Work order:
I would like you to return all of the records exactly as they stand.

Material supplied:
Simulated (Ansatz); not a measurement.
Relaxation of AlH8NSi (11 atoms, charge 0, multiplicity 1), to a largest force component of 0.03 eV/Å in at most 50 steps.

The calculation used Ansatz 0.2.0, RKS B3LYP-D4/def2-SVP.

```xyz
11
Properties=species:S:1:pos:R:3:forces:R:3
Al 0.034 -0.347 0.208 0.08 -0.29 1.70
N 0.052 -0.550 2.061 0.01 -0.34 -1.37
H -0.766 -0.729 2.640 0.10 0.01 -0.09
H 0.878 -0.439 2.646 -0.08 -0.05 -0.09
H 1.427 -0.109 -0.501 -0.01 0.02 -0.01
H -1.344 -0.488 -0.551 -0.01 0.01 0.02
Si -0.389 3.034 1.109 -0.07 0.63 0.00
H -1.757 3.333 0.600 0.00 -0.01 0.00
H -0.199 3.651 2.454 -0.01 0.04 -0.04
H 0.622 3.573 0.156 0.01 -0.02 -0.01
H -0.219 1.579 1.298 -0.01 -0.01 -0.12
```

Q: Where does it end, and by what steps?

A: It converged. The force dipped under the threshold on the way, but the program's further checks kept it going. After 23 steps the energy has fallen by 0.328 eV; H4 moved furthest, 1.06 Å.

Written reply:
Simulated (Ansatz); not a measurement.
Relaxation of AlH8NSi (11 atoms, charge 0, multiplicity 1), to a largest force component of 0.03 eV/Å in at most 50 steps.

The calculation used Ansatz 0.2.0, RKS B3LYP-D4/def2-SVP.

```xyz
11
Properties=species:S:1:pos:R:3:forces:R:3
Al 0.034 -0.347 0.208 0.08 -0.29 1.70
N 0.052 -0.550 2.061 0.01 -0.34 -1.37
H -0.766 -0.729 2.640 0.10 0.01 -0.09
H 0.878 -0.439 2.646 -0.08 -0.05 -0.09
H 1.427 -0.109 -0.501 -0.01 0.02 -0.01
H -1.344 -0.488 -0.551 -0.01 0.01 0.02
Si -0.389 3.034 1.109 -0.07 0.63 0.00
H -1.757 3.333 0.600 0.00 -0.01 0.00
H -0.199 3.651 2.454 -0.01 0.04 -0.04
H 0.622 3.573 0.156 0.01 -0.02 -0.01
H -0.219 1.579 1.298 -0.01 -0.01 -0.12
```

Q: Where does it end, and by what steps?

A: It converged. The force dipped under the threshold on the way, but the program's further checks kept it going. After 23 steps the energy has fallen by 0.328 eV; H4 moved furthest, 1.06 Å.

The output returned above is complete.